Activity: Quote the material below exactly as written, from the first line to the line that holds "Alike in both", endpoints included.

Extracted data START

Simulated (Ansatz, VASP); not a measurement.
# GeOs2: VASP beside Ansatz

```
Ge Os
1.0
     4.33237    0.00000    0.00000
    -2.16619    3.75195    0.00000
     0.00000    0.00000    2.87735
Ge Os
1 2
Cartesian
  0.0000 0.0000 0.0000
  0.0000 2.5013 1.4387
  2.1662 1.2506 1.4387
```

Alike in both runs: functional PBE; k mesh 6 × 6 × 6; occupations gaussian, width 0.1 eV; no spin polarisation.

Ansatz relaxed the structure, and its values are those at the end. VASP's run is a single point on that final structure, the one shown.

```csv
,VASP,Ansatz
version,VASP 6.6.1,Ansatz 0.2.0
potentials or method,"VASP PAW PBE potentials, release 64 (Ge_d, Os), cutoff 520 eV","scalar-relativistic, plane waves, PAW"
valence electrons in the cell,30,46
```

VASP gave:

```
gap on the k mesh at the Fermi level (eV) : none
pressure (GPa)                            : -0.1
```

Extracted data END

Exercise response:
Simulated (Ansatz, VASP); not a measurement.
# GeOs2: VASP beside Ansatz

```
Ge Os
1.0
     4.33237    0.00000    0.00000
    -2.16619    3.75195    0.00000
     0.00000    0.00000    2.87735
Ge Os
1 2
Cartesian
  0.0000 0.0000 0.0000
  0.0000 2.5013 1.4387
  2.1662 1.2506 1.4387
```

Alike in both runs: functional PBE; k mesh 6 × 6 × 6; occupations gaussian, width 0.1 eV; no spin polarisation.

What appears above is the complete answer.